Transcribe the listing from its top line through the line with "5 ionic steps.". Keep it exact, both ends included, and add nothing.

• Dataset extract
+++
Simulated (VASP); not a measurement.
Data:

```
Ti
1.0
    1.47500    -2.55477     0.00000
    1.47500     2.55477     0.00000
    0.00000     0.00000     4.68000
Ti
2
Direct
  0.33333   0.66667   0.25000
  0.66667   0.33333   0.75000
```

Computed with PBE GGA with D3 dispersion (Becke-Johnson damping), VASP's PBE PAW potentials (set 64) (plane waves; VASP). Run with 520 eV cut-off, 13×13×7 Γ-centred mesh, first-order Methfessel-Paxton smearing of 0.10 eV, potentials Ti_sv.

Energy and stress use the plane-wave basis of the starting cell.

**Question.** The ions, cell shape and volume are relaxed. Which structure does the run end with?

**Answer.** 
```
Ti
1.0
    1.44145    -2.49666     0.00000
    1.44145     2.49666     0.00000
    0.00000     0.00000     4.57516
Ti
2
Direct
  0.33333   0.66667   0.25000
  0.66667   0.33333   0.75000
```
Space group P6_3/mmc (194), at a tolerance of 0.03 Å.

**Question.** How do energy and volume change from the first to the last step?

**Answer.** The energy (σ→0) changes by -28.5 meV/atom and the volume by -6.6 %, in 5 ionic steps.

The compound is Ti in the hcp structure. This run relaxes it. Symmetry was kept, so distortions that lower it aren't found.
+++

• Written response
Simulated (VASP); not a measurement.
Data:

```
Ti
1.0
    1.47500    -2.55477     0.00000
    1.47500     2.55477     0.00000
    0.00000     0.00000     4.68000
Ti
2
Direct
  0.33333   0.66667   0.25000
  0.66667   0.33333   0.75000
```

Computed with PBE GGA with D3 dispersion (Becke-Johnson damping), VASP's PBE PAW potentials (set 64) (plane waves; VASP). Run with 520 eV cut-off, 13×13×7 Γ-centred mesh, first-order Methfessel-Paxton smearing of 0.10 eV, potentials Ti_sv.

Energy and stress use the plane-wave basis of the starting cell.

**Question.** The ions, cell shape and volume are relaxed. Which structure does the run end with?

**Answer.** 
```
Ti
1.0
    1.44145    -2.49666     0.00000
    1.44145     2.49666     0.00000
    0.00000     0.00000     4.57516
Ti
2
Direct
  0.33333   0.66667   0.25000
  0.66667   0.33333   0.75000
```
Space group P6_3/mmc (194), at a tolerance of 0.03 Å.

**Question.** How do energy and volume change from the first to the last step?

**Answer.** The energy (σ→0) changes by -28.5 meV/atom and the volume by -6.6 %, in 5 ionic steps.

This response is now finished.